DATA FOR ANALYSIS:
^^^^^^^^
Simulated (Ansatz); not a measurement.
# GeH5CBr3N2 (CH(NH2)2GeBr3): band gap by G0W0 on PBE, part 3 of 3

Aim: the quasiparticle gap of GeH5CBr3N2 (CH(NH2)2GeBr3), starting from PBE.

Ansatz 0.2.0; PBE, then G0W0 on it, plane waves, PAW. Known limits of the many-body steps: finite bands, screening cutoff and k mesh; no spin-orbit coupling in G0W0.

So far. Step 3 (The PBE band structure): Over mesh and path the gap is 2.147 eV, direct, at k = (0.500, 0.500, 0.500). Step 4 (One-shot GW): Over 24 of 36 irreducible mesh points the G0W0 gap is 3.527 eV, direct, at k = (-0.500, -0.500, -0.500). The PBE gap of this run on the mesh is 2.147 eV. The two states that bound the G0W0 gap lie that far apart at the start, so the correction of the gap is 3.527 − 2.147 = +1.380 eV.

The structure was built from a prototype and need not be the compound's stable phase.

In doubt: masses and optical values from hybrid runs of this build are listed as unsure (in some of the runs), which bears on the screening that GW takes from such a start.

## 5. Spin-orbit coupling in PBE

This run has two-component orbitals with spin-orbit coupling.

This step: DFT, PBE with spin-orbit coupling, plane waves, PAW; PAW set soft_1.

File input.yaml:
^^^^^^^^

Your reply should contain every entry, repeated exactly.

Simulated (Ansatz); not a measurement.
# GeH5CBr3N2 (CH(NH2)2GeBr3): band gap by G0W0 on PBE, part 3 of 3

Aim: the quasiparticle gap of GeH5CBr3N2 (CH(NH2)2GeBr3), starting from PBE.

Ansatz 0.2.0; PBE, then G0W0 on it, plane waves, PAW. Known limits of the many-body steps: finite bands, screening cutoff and k mesh; no spin-orbit coupling in G0W0.

So far. Step 3 (The PBE band structure): Over mesh and path the gap is 2.147 eV, direct, at k = (0.500, 0.500, 0.500). Step 4 (One-shot GW): Over 24 of 36 irreducible mesh points the G0W0 gap is 3.527 eV, direct, at k = (-0.500, -0.500, -0.500). The PBE gap of this run on the mesh is 2.147 eV. The two states that bound the G0W0 gap lie that far apart at the start, so the correction of the gap is 3.527 − 2.147 = +1.380 eV.

The structure was built from a prototype and need not be the compound's stable phase.

In doubt: masses and optical values from hybrid runs of this build are listed as unsure (in some of the runs), which bears on the screening that GW takes from such a start.

## 5. Spin-orbit coupling in PBE

This run has two-component orbitals with spin-orbit coupling.

This step: DFT, PBE with spin-orbit coupling, plane waves, PAW; PAW set soft_1.

File input.yaml:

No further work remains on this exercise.